REQUIRED ACTION = Starting with the first line of the records, write out each line exactly until you have included the line containing "Caveats: forces of".

SOURCE DATA =
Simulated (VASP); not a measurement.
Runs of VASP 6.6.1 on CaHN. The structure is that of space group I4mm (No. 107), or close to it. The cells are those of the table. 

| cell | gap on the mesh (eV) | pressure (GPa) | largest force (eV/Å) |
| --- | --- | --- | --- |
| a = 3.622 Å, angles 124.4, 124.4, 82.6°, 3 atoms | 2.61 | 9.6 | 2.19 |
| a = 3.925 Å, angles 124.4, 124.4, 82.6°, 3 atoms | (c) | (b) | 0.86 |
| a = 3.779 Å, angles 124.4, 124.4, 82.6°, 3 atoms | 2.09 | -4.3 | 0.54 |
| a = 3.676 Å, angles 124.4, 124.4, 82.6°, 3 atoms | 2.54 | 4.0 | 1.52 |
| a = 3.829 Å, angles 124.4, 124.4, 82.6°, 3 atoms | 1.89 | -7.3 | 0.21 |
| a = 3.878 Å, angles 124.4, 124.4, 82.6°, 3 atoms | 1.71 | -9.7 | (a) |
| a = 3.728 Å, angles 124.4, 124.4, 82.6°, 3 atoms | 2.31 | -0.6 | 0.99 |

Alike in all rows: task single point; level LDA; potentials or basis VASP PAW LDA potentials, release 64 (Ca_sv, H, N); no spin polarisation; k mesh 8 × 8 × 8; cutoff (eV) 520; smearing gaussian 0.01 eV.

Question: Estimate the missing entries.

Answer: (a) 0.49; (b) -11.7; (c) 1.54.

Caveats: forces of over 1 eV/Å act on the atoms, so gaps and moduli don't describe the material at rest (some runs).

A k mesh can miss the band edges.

WRITTEN SOLUTION =
Simulated (VASP); not a measurement.
Runs of VASP 6.6.1 on CaHN. The structure is that of space group I4mm (No. 107), or close to it. The cells are those of the table. 

| cell | gap on the mesh (eV) | pressure (GPa) | largest force (eV/Å) |
| --- | --- | --- | --- |
| a = 3.622 Å, angles 124.4, 124.4, 82.6°, 3 atoms | 2.61 | 9.6 | 2.19 |
| a = 3.925 Å, angles 124.4, 124.4, 82.6°, 3 atoms | (c) | (b) | 0.86 |
| a = 3.779 Å, angles 124.4, 124.4, 82.6°, 3 atoms | 2.09 | -4.3 | 0.54 |
| a = 3.676 Å, angles 124.4, 124.4, 82.6°, 3 atoms | 2.54 | 4.0 | 1.52 |
| a = 3.829 Å, angles 124.4, 124.4, 82.6°, 3 atoms | 1.89 | -7.3 | 0.21 |
| a = 3.878 Å, angles 124.4, 124.4, 82.6°, 3 atoms | 1.71 | -9.7 | (a) |
| a = 3.728 Å, angles 124.4, 124.4, 82.6°, 3 atoms | 2.31 | -0.6 | 0.99 |

Alike in all rows: task single point; level LDA; potentials or basis VASP PAW LDA potentials, release 64 (Ca_sv, H, N); no spin polarisation; k mesh 8 × 8 × 8; cutoff (eV) 520; smearing gaussian 0.01 eV.

Question: Estimate the missing entries.

Answer: (a) 0.49; (b) -11.7; (c) 1.54.

Caveats: forces of over 1 eV/Å act on the atoms, so gaps and moduli don't describe the material at rest (some runs).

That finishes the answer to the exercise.